DATA.
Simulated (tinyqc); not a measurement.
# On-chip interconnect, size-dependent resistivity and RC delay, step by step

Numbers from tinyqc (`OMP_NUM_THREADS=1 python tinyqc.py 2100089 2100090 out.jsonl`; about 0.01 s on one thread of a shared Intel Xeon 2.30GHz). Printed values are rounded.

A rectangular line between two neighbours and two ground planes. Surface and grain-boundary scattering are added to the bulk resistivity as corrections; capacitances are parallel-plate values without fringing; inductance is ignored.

TASK ITEM. Exact duplication is required for the lines above, from the line that contains "# On-chip interconnect, size-dependent" to the line that contains "Numbers from tinyqc", inclusive; omit all others.

REPLY.
# On-chip interconnect, size-dependent resistivity and RC delay, step by step

Numbers from tinyqc (`OMP_NUM_THREADS=1 python tinyqc.py 2100089 2100090 out.jsonl`; about 0.01 s on one thread of a shared Intel Xeon 2.30GHz). Printed values are rounded.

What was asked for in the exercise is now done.